Go through the entries and copy every one exactly.

## [EXERCISE DATA]
--------
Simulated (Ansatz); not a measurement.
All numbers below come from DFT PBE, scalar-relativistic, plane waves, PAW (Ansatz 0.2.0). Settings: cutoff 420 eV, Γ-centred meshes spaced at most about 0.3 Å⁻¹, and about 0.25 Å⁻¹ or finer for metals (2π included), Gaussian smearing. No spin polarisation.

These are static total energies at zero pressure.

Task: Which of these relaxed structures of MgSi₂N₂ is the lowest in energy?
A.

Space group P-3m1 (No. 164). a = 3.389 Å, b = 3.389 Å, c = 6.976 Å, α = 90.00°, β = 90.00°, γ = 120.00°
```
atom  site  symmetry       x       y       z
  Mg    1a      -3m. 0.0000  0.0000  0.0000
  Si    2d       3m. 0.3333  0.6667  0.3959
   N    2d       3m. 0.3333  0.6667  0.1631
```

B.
--------

## [ANSWER BOX]
Simulated (Ansatz); not a measurement.
All numbers below come from DFT PBE, scalar-relativistic, plane waves, PAW (Ansatz 0.2.0). Settings: cutoff 420 eV, Γ-centred meshes spaced at most about 0.3 Å⁻¹, and about 0.25 Å⁻¹ or finer for metals (2π included), Gaussian smearing. No spin polarisation.

These are static total energies at zero pressure.

Task: Which of these relaxed structures of MgSi₂N₂ is the lowest in energy?
A.

Space group P-3m1 (No. 164). a = 3.389 Å, b = 3.389 Å, c = 6.976 Å, α = 90.00°, β = 90.00°, γ = 120.00°
```
atom  site  symmetry       x       y       z
  Mg    1a      -3m. 0.0000  0.0000  0.0000
  Si    2d       3m. 0.3333  0.6667  0.3959
   N    2d       3m. 0.3333  0.6667  0.1631
```

B.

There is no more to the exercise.